Exercise
Of all the lines below, return only those starting with the line holding "Estimate De from" and going on through the line holding "D = 4Be³/ωe² = 8.82e-07 cm⁻¹.", exactly as written.

Given data
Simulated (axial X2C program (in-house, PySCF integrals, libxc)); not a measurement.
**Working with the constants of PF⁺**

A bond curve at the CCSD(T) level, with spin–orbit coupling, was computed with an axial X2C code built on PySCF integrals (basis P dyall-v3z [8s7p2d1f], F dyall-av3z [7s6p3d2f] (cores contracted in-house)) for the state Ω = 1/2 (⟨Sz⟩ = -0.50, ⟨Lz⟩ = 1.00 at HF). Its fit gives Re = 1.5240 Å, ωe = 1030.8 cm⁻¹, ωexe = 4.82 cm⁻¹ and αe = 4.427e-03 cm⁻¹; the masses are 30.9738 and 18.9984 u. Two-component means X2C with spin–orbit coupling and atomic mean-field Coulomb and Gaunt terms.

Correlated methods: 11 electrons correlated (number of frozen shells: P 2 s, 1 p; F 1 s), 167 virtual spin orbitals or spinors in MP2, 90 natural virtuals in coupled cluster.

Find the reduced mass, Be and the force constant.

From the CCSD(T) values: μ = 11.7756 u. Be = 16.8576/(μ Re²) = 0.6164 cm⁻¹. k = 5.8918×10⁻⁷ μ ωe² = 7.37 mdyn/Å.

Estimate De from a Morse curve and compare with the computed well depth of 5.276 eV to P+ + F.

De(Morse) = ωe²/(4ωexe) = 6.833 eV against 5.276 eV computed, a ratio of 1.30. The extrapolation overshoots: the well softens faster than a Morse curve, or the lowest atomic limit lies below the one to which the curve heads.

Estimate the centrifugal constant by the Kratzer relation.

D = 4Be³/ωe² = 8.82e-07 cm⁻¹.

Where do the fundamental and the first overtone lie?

Answer space
Estimate De from a Morse curve and compare with the computed well depth of 5.276 eV to P+ + F.

De(Morse) = ωe²/(4ωexe) = 6.833 eV against 5.276 eV computed, a ratio of 1.30. The extrapolation overshoots: the well softens faster than a Morse curve, or the lowest atomic limit lies below the one to which the curve heads.

Estimate the centrifugal constant by the Kratzer relation.

D = 4Be³/ωe² = 8.82e-07 cm⁻¹.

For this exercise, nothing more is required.